━━━━━━━━━━━━━━━━━━━━━━━━━━━━━━

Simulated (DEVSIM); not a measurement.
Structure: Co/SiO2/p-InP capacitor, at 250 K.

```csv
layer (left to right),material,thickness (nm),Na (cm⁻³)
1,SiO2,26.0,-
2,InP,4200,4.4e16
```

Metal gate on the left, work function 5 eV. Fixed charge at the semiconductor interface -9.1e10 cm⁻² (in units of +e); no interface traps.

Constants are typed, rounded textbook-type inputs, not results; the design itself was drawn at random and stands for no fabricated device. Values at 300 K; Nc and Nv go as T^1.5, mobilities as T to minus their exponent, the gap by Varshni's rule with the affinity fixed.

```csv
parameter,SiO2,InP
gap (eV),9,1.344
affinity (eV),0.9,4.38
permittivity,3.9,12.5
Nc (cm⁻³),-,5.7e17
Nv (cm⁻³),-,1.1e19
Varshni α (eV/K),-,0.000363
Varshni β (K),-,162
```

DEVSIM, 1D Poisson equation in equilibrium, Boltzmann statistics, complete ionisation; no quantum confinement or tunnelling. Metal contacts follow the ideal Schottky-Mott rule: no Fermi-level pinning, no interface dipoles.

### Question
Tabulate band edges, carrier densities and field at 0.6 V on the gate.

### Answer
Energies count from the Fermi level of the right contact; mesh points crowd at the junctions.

━━━━━━━━━━━━━━━━━━━━━━━━━━━━━━

• [Work request]
Give again, word for word, the lines of the listing, starting at its first line and ending with the line containing "Metal gate on".

• [Result]
Simulated (DEVSIM); not a measurement.
Structure: Co/SiO2/p-InP capacitor, at 250 K.

```csv
layer (left to right),material,thickness (nm),Na (cm⁻³)
1,SiO2,26.0,-
2,InP,4200,4.4e16
```

Metal gate on the left, work function 5 eV. Fixed charge at the semiconductor interface -9.1e10 cm⁻² (in units of +e); no interface traps.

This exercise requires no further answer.